> **TASK ITEM**: Could you print every line from the first one of the records below through the line containing "Caveat: the cell", with both included and nothing else?

> **INFORMATION SUPPLIED**:
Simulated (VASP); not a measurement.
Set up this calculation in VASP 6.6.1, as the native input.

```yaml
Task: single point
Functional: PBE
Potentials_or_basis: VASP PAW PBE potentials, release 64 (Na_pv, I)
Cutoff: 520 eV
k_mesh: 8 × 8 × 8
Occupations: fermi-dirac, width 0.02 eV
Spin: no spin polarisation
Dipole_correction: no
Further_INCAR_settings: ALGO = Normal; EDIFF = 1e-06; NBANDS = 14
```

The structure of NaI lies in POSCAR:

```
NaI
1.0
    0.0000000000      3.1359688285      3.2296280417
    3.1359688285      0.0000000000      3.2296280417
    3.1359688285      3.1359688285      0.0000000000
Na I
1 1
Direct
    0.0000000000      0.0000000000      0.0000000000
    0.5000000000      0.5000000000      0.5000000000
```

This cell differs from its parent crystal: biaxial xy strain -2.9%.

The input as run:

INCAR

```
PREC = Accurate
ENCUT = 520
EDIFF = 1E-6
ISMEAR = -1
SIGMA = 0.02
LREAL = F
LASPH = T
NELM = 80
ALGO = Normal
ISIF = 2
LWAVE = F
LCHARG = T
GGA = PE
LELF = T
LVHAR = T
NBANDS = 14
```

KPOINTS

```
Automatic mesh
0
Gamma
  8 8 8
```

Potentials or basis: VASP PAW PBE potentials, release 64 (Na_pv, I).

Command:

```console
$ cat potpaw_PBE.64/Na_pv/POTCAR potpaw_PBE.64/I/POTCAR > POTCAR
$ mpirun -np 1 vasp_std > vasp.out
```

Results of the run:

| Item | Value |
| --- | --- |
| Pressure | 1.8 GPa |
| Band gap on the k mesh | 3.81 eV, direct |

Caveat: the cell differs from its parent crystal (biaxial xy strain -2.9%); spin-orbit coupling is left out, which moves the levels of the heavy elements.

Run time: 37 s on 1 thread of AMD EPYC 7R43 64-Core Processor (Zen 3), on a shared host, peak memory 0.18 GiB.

> **ANSWER SPACE**:
Simulated (VASP); not a measurement.
Set up this calculation in VASP 6.6.1, as the native input.

```yaml
Task: single point
Functional: PBE
Potentials_or_basis: VASP PAW PBE potentials, release 64 (Na_pv, I)
Cutoff: 520 eV
k_mesh: 8 × 8 × 8
Occupations: fermi-dirac, width 0.02 eV
Spin: no spin polarisation
Dipole_correction: no
Further_INCAR_settings: ALGO = Normal; EDIFF = 1e-06; NBANDS = 14
```

The structure of NaI lies in POSCAR:

```
NaI
1.0
    0.0000000000      3.1359688285      3.2296280417
    3.1359688285      0.0000000000      3.2296280417
    3.1359688285      3.1359688285      0.0000000000
Na I
1 1
Direct
    0.0000000000      0.0000000000      0.0000000000
    0.5000000000      0.5000000000      0.5000000000
```

This cell differs from its parent crystal: biaxial xy strain -2.9%.

The input as run:

INCAR

```
PREC = Accurate
ENCUT = 520
EDIFF = 1E-6
ISMEAR = -1
SIGMA = 0.02
LREAL = F
LASPH = T
NELM = 80
ALGO = Normal
ISIF = 2
LWAVE = F
LCHARG = T
GGA = PE
LELF = T
LVHAR = T
NBANDS = 14
```

KPOINTS

```
Automatic mesh
0
Gamma
  8 8 8
```

Potentials or basis: VASP PAW PBE potentials, release 64 (Na_pv, I).

Command:

```console
$ cat potpaw_PBE.64/Na_pv/POTCAR potpaw_PBE.64/I/POTCAR > POTCAR
$ mpirun -np 1 vasp_std > vasp.out
```

Results of the run:

| Item | Value |
| --- | --- |
| Pressure | 1.8 GPa |
| Band gap on the k mesh | 3.81 eV, direct |

Caveat: the cell differs from its parent crystal (biaxial xy strain -2.9%); spin-orbit coupling is left out, which moves the levels of the heavy elements.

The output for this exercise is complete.